■ **Work instruction**
Retype the complete listing without any change.

■ **Given entries**
++++

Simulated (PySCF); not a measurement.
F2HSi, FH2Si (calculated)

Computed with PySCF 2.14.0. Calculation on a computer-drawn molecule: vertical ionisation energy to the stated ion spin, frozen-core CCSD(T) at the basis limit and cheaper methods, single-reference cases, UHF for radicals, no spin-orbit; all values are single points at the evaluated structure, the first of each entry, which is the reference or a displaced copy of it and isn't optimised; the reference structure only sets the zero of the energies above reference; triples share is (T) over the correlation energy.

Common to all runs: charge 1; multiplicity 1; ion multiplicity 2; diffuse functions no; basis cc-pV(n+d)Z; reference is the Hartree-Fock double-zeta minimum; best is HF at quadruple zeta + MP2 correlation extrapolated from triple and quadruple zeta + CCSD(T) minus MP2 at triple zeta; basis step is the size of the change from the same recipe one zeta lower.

++++

■ **Task output**
Simulated (PySCF); not a measurement.
F2HSi, FH2Si (calculated)

Computed with PySCF 2.14.0. Calculation on a computer-drawn molecule: vertical ionisation energy to the stated ion spin, frozen-core CCSD(T) at the basis limit and cheaper methods, single-reference cases, UHF for radicals, no spin-orbit; all values are single points at the evaluated structure, the first of each entry, which is the reference or a displaced copy of it and isn't optimised; the reference structure only sets the zero of the energies above reference; triples share is (T) over the correlation energy.

Common to all runs: charge 1; multiplicity 1; ion multiplicity 2; diffuse functions no; basis cc-pV(n+d)Z; reference is the Hartree-Fock double-zeta minimum; best is HF at quadruple zeta + MP2 correlation extrapolated from triple and quadruple zeta + CCSD(T) minus MP2 at triple zeta; basis step is the size of the change from the same recipe one zeta lower.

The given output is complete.